◆ Data under study ◆
++++++++++
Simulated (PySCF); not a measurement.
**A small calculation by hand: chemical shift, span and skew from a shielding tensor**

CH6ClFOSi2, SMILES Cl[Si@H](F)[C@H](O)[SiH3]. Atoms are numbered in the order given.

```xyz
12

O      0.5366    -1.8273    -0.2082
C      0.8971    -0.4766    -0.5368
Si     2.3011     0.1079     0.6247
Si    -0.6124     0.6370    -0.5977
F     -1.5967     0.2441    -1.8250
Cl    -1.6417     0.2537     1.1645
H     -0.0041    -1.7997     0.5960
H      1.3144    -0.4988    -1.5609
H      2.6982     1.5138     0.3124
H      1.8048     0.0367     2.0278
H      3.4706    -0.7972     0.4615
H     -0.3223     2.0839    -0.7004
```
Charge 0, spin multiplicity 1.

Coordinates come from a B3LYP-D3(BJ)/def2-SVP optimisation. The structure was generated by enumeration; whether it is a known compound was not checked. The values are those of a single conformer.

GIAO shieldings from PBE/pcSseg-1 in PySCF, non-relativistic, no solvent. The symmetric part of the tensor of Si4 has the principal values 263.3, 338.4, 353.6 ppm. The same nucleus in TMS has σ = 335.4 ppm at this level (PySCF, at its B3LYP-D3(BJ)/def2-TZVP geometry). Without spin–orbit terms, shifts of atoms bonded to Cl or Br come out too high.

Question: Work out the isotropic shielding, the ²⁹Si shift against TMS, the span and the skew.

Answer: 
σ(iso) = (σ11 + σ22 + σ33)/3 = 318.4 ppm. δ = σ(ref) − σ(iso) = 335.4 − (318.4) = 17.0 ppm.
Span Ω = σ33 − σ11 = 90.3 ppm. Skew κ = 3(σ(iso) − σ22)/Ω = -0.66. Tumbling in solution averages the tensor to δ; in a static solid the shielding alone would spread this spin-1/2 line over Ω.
++++++++++

◆ Work task ◆
Only the lines from the start of the data to the line holding "σ(iso) = (σ11" are wanted; return them exactly, both ends included.

◆ Exercise answer ◆
Simulated (PySCF); not a measurement.
**A small calculation by hand: chemical shift, span and skew from a shielding tensor**

CH6ClFOSi2, SMILES Cl[Si@H](F)[C@H](O)[SiH3]. Atoms are numbered in the order given.

```xyz
12

O      0.5366    -1.8273    -0.2082
C      0.8971    -0.4766    -0.5368
Si     2.3011     0.1079     0.6247
Si    -0.6124     0.6370    -0.5977
F     -1.5967     0.2441    -1.8250
Cl    -1.6417     0.2537     1.1645
H     -0.0041    -1.7997     0.5960
H      1.3144    -0.4988    -1.5609
H      2.6982     1.5138     0.3124
H      1.8048     0.0367     2.0278
H      3.4706    -0.7972     0.4615
H     -0.3223     2.0839    -0.7004
```
Charge 0, spin multiplicity 1.

Coordinates come from a B3LYP-D3(BJ)/def2-SVP optimisation. The structure was generated by enumeration; whether it is a known compound was not checked. The values are those of a single conformer.

GIAO shieldings from PBE/pcSseg-1 in PySCF, non-relativistic, no solvent. The symmetric part of the tensor of Si4 has the principal values 263.3, 338.4, 353.6 ppm. The same nucleus in TMS has σ = 335.4 ppm at this level (PySCF, at its B3LYP-D3(BJ)/def2-TZVP geometry). Without spin–orbit terms, shifts of atoms bonded to Cl or Br come out too high.

Question: Work out the isotropic shielding, the ²⁹Si shift against TMS, the span and the skew.

Answer: 
σ(iso) = (σ11 + σ22 + σ33)/3 = 318.4 ppm. δ = σ(ref) − σ(iso) = 335.4 − (318.4) = 17.0 ppm.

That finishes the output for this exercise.